#### [GIVEN DATA]
────────────────────

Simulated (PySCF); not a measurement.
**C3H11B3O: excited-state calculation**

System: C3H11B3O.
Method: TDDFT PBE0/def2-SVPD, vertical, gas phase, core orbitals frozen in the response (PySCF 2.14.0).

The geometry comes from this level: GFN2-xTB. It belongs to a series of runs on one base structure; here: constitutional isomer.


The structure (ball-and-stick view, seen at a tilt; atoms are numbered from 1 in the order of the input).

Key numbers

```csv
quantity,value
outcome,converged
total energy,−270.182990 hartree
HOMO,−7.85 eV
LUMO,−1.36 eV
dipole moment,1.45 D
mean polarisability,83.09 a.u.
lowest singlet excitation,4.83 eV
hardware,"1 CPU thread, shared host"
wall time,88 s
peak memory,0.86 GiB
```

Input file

────────────────────

Set down every entry again, exactly as written.

#### [ANSWER BOX]
Simulated (PySCF); not a measurement.
**C3H11B3O: excited-state calculation**

System: C3H11B3O.
Method: TDDFT PBE0/def2-SVPD, vertical, gas phase, core orbitals frozen in the response (PySCF 2.14.0).

The geometry comes from this level: GFN2-xTB. It belongs to a series of runs on one base structure; here: constitutional isomer.


The structure (ball-and-stick view, seen at a tilt; atoms are numbered from 1 in the order of the input).

Key numbers

```csv
quantity,value
outcome,converged
total energy,−270.182990 hartree
HOMO,−7.85 eV
LUMO,−1.36 eV
dipole moment,1.45 D
mean polarisability,83.09 a.u.
lowest singlet excitation,4.83 eV
hardware,"1 CPU thread, shared host"
wall time,88 s
peak memory,0.86 GiB
```

Input file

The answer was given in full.